§ **Input data**:
┌────────

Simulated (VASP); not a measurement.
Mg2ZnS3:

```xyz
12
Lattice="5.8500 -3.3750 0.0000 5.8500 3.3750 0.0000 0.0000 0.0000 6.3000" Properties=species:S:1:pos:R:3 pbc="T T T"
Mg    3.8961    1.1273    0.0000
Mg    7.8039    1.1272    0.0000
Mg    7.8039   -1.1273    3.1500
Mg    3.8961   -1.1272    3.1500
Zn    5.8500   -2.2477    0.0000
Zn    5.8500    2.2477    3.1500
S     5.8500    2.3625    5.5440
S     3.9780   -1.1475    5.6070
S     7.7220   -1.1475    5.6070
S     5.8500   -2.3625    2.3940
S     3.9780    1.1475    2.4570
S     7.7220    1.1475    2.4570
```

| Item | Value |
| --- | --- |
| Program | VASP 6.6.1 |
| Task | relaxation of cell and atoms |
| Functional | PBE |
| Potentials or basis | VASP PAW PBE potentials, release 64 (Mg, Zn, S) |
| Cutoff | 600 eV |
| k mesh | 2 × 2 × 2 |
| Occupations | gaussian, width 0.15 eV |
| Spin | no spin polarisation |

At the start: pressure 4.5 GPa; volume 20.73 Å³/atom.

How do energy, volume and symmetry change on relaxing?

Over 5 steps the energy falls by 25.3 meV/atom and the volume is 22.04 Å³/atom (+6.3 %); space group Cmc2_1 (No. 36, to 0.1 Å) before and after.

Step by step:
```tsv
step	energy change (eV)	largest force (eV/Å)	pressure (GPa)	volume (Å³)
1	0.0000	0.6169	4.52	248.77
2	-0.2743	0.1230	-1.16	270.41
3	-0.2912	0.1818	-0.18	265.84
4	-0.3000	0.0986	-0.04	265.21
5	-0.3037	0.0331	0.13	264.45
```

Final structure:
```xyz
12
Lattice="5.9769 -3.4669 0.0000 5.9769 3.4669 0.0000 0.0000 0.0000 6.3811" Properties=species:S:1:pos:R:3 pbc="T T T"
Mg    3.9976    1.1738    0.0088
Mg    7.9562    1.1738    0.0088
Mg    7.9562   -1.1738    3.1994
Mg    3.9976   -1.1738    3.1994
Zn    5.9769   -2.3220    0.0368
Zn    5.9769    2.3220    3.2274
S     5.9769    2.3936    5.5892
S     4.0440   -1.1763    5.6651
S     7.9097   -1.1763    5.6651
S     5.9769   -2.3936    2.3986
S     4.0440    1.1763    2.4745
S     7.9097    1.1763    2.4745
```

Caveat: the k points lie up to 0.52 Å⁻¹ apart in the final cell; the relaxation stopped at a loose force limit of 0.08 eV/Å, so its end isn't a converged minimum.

└────────

Exactly as written, reproduce the lines of the data above from the first line through the line where "At the start: pressure" appears.

§ **Solution**:
Simulated (VASP); not a measurement.
Mg2ZnS3:

```xyz
12
Lattice="5.8500 -3.3750 0.0000 5.8500 3.3750 0.0000 0.0000 0.0000 6.3000" Properties=species:S:1:pos:R:3 pbc="T T T"
Mg    3.8961    1.1273    0.0000
Mg    7.8039    1.1272    0.0000
Mg    7.8039   -1.1273    3.1500
Mg    3.8961   -1.1272    3.1500
Zn    5.8500   -2.2477    0.0000
Zn    5.8500    2.2477    3.1500
S     5.8500    2.3625    5.5440
S     3.9780   -1.1475    5.6070
S     7.7220   -1.1475    5.6070
S     5.8500   -2.3625    2.3940
S     3.9780    1.1475    2.4570
S     7.7220    1.1475    2.4570
```

| Item | Value |
| --- | --- |
| Program | VASP 6.6.1 |
| Task | relaxation of cell and atoms |
| Functional | PBE |
| Potentials or basis | VASP PAW PBE potentials, release 64 (Mg, Zn, S) |
| Cutoff | 600 eV |
| k mesh | 2 × 2 × 2 |
| Occupations | gaussian, width 0.15 eV |
| Spin | no spin polarisation |

At the start: pressure 4.5 GPa; volume 20.73 Å³/atom.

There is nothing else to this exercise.